________________

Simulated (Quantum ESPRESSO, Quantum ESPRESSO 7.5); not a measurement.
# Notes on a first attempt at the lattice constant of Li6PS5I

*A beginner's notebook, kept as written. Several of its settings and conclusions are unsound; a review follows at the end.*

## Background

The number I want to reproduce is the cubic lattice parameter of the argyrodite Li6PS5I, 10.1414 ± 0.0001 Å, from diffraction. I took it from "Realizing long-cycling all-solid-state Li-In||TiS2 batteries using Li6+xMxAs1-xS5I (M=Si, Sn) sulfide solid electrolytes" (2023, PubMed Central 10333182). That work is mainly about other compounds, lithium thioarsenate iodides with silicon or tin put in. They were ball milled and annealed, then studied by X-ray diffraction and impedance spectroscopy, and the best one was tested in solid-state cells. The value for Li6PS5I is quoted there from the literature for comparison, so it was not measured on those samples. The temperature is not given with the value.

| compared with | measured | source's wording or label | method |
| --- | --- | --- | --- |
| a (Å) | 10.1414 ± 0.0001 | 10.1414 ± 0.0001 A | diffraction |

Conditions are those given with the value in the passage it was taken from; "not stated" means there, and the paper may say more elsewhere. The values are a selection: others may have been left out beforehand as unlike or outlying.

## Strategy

________________

(Brief):
Would you restate exactly the lines of the material above, from its opening line through the line with "## Background", and output only those?

(Your response):
Simulated (Quantum ESPRESSO, Quantum ESPRESSO 7.5); not a measurement.
# Notes on a first attempt at the lattice constant of Li6PS5I

*A beginner's notebook, kept as written. Several of its settings and conclusions are unsound; a review follows at the end.*

## Background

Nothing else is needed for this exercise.